◇ ◇ ◇
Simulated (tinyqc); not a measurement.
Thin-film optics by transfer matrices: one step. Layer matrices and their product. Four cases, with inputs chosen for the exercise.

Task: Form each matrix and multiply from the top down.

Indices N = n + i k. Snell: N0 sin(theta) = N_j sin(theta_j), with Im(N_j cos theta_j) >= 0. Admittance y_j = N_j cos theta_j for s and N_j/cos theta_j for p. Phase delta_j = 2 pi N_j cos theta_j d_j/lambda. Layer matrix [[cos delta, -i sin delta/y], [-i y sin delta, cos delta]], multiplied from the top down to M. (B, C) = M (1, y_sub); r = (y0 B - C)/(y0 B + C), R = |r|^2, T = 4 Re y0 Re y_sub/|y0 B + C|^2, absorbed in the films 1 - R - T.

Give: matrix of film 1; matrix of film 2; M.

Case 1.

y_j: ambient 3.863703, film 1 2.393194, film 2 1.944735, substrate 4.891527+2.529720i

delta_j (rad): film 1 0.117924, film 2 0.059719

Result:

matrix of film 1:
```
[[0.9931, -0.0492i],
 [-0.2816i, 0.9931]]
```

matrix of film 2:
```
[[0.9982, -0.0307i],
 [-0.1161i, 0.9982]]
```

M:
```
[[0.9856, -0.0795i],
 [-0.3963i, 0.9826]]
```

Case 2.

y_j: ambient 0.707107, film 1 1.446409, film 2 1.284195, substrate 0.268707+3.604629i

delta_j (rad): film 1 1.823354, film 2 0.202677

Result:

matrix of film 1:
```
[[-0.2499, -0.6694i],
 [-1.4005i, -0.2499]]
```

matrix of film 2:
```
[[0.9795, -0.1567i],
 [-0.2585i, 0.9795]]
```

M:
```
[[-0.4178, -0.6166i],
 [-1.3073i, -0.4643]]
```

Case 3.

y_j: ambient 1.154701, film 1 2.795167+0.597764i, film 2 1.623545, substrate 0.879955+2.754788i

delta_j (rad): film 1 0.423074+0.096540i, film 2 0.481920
◇ ◇ ◇

▸ **Work item**: The answer is the lines above between the line holding "Thin-film optics by" and the line holding "Task: Form each", inclusive, each written out exactly, and no others.

▸ **Task answer**:
Thin-film optics by transfer matrices: one step. Layer matrices and their product. Four cases, with inputs chosen for the exercise.

Task: Form each matrix and multiply from the top down.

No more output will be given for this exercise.